> [THE DATA]
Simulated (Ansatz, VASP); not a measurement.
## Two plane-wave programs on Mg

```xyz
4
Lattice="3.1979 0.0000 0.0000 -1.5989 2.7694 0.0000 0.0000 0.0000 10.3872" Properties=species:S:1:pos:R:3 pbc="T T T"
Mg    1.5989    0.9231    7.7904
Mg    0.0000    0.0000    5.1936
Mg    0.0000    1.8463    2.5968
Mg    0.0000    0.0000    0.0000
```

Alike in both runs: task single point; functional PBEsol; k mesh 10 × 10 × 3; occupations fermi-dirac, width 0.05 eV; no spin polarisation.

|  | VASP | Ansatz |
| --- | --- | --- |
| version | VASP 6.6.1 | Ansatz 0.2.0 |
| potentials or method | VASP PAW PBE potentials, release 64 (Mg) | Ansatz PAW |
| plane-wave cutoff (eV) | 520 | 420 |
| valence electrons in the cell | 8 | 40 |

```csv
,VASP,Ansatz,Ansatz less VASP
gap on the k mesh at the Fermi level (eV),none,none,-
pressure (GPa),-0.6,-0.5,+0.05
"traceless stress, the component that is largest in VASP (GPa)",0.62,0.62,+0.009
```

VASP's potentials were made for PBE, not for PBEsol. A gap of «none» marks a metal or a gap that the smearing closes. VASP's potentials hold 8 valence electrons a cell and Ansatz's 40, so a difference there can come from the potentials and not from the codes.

> [WORK INSTRUCTION] The entries above must be retyped exactly, down to the last character.

> [EXERCISE RESULT]
Simulated (Ansatz, VASP); not a measurement.
## Two plane-wave programs on Mg

```xyz
4
Lattice="3.1979 0.0000 0.0000 -1.5989 2.7694 0.0000 0.0000 0.0000 10.3872" Properties=species:S:1:pos:R:3 pbc="T T T"
Mg    1.5989    0.9231    7.7904
Mg    0.0000    0.0000    5.1936
Mg    0.0000    1.8463    2.5968
Mg    0.0000    0.0000    0.0000
```

Alike in both runs: task single point; functional PBEsol; k mesh 10 × 10 × 3; occupations fermi-dirac, width 0.05 eV; no spin polarisation.

|  | VASP | Ansatz |
| --- | --- | --- |
| version | VASP 6.6.1 | Ansatz 0.2.0 |
| potentials or method | VASP PAW PBE potentials, release 64 (Mg) | Ansatz PAW |
| plane-wave cutoff (eV) | 520 | 420 |
| valence electrons in the cell | 8 | 40 |

```csv
,VASP,Ansatz,Ansatz less VASP
gap on the k mesh at the Fermi level (eV),none,none,-
pressure (GPa),-0.6,-0.5,+0.05
"traceless stress, the component that is largest in VASP (GPa)",0.62,0.62,+0.009
```

VASP's potentials were made for PBE, not for PBEsol. A gap of «none» marks a metal or a gap that the smearing closes. VASP's potentials hold 8 valence electrons a cell and Ansatz's 40, so a difference there can come from the potentials and not from the codes.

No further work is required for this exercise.